■ ACTIVITY
The stretch wanted below opens at the line containing "# CH4ClF3MoO2: one species, many methods" and closes at the line containing "Computed with Ansatz". Please return it exactly, with no other lines.

■ THE DATA
────────────────────────────────────────
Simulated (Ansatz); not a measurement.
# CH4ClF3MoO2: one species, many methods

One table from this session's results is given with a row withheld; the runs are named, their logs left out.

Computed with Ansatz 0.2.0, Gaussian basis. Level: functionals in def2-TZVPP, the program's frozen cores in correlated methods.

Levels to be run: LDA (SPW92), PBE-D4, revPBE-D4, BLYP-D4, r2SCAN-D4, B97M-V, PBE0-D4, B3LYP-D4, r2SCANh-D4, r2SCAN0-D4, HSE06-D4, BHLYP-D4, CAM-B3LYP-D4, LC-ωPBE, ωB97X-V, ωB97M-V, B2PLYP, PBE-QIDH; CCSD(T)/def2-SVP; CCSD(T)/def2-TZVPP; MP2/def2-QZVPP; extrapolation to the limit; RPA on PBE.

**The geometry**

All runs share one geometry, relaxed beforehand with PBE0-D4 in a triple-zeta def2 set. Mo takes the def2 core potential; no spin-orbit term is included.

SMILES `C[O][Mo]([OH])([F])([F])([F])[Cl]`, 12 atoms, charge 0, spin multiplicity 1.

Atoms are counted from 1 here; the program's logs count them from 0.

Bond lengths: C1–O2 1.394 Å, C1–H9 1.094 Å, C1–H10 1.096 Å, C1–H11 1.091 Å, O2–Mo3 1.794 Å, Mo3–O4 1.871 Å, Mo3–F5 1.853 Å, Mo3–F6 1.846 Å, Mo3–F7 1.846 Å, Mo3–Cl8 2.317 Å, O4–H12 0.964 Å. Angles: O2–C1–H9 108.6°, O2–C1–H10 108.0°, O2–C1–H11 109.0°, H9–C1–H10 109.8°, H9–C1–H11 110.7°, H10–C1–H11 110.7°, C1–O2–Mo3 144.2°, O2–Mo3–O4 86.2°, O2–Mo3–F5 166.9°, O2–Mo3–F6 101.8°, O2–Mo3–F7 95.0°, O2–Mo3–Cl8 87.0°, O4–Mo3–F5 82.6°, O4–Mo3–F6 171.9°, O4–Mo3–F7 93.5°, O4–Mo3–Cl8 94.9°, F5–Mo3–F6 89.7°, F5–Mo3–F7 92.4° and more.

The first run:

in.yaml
────────────────────────────────────────

■ WRITTEN SOLUTION
# CH4ClF3MoO2: one species, many methods

One table from this session's results is given with a row withheld; the runs are named, their logs left out.

Computed with Ansatz 0.2.0, Gaussian basis. Level: functionals in def2-TZVPP, the program's frozen cores in correlated methods.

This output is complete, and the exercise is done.